▬▬▬

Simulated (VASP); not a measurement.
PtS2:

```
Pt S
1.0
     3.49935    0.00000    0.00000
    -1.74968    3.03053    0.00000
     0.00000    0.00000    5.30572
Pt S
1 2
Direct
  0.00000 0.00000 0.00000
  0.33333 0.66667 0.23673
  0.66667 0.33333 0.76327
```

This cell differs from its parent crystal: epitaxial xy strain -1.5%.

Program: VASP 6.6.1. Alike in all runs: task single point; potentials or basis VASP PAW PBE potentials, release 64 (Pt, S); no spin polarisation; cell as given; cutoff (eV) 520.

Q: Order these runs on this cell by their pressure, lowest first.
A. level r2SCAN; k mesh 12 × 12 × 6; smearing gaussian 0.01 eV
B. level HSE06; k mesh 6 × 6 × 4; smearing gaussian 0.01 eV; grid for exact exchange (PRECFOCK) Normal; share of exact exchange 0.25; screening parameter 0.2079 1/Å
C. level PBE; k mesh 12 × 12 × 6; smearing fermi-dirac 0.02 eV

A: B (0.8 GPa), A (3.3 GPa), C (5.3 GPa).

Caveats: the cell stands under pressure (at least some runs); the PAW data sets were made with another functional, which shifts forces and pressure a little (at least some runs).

▬▬▬

» **WORK REQUEST**:
Everything in the material should be repeated exactly as written.

» **WRITTEN RESPONSE**:
Simulated (VASP); not a measurement.
PtS2:

```
Pt S
1.0
     3.49935    0.00000    0.00000
    -1.74968    3.03053    0.00000
     0.00000    0.00000    5.30572
Pt S
1 2
Direct
  0.00000 0.00000 0.00000
  0.33333 0.66667 0.23673
  0.66667 0.33333 0.76327
```

This cell differs from its parent crystal: epitaxial xy strain -1.5%.

Program: VASP 6.6.1. Alike in all runs: task single point; potentials or basis VASP PAW PBE potentials, release 64 (Pt, S); no spin polarisation; cell as given; cutoff (eV) 520.

Q: Order these runs on this cell by their pressure, lowest first.
A. level r2SCAN; k mesh 12 × 12 × 6; smearing gaussian 0.01 eV
B. level HSE06; k mesh 6 × 6 × 4; smearing gaussian 0.01 eV; grid for exact exchange (PRECFOCK) Normal; share of exact exchange 0.25; screening parameter 0.2079 1/Å
C. level PBE; k mesh 12 × 12 × 6; smearing fermi-dirac 0.02 eV

A: B (0.8 GPa), A (3.3 GPa), C (5.3 GPa).

Caveats: the cell stands under pressure (at least some runs); the PAW data sets were made with another functional, which shifts forces and pressure a little (at least some runs).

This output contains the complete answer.